REQUIRED ACTION:
Each entry has to be copied exactly, with nothing missed.

ENTRIES PROVIDED:
BEGIN

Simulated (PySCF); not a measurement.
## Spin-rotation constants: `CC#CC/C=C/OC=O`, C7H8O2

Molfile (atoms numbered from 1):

END

ANSWER SPACE:
Simulated (PySCF); not a measurement.
## Spin-rotation constants: `CC#CC/C=C/OC=O`, C7H8O2

Molfile (atoms numbered from 1):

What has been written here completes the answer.